> _Study material_:
++++++++

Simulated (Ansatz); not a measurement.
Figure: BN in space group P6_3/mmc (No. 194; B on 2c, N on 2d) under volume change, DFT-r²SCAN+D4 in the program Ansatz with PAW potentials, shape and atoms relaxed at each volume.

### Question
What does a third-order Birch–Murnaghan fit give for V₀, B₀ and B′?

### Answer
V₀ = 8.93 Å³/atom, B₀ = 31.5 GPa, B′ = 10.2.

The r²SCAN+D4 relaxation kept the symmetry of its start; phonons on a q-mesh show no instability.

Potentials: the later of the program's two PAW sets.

++++++++

Reproduce the listing in full. Keep it exactly as written.

> _Solution_:
Simulated (Ansatz); not a measurement.
Figure: BN in space group P6_3/mmc (No. 194; B on 2c, N on 2d) under volume change, DFT-r²SCAN+D4 in the program Ansatz with PAW potentials, shape and atoms relaxed at each volume.

### Question
What does a third-order Birch–Murnaghan fit give for V₀, B₀ and B′?

### Answer
V₀ = 8.93 Å³/atom, B₀ = 31.5 GPa, B′ = 10.2.

The r²SCAN+D4 relaxation kept the symmetry of its start; phonons on a q-mesh show no instability.

Potentials: the later of the program's two PAW sets.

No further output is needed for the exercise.